*** Dataset entries Section Begins ***

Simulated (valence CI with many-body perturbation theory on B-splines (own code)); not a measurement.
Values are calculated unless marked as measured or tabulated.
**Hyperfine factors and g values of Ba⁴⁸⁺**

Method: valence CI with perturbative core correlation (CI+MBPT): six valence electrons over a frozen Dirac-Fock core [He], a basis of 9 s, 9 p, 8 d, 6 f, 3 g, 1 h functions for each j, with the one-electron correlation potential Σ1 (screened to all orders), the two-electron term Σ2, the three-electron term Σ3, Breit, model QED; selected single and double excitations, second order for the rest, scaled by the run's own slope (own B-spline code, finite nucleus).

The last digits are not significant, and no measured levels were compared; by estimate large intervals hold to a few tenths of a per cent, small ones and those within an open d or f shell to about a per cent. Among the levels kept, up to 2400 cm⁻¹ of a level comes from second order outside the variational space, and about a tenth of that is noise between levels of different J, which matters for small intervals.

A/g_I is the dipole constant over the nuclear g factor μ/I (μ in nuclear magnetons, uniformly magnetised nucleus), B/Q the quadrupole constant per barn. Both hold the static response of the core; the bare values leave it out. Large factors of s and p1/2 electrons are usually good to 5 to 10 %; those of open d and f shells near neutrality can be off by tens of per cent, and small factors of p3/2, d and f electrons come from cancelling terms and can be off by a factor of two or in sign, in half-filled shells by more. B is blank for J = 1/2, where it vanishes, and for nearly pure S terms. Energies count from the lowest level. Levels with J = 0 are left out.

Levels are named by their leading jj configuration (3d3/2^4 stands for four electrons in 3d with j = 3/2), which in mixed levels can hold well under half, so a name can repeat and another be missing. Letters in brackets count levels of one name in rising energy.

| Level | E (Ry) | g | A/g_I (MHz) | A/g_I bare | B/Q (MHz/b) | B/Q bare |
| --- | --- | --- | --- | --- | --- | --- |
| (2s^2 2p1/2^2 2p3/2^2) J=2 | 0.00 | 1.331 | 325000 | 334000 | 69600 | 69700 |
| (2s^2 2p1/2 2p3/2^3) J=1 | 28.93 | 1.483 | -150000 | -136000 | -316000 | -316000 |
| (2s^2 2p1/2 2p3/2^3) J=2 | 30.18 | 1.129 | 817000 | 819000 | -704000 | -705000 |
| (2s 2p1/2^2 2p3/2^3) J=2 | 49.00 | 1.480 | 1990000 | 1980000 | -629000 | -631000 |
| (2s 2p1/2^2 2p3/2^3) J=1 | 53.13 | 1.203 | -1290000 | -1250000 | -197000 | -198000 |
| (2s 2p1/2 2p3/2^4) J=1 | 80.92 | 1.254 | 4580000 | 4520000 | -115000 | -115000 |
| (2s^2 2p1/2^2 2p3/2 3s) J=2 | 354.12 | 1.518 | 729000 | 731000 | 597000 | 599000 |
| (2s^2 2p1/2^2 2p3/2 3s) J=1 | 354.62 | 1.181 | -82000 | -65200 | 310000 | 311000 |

*** Dataset entries Section Ends ***

#### [Brief]
Repeat verbatim the opening run of entries, ending with the line that contains "values of Ba⁴⁸⁺**".

#### [Written solution]
Simulated (valence CI with many-body perturbation theory on B-splines (own code)); not a measurement.
Values are calculated unless marked as measured or tabulated.
**Hyperfine factors and g values of Ba⁴⁸⁺**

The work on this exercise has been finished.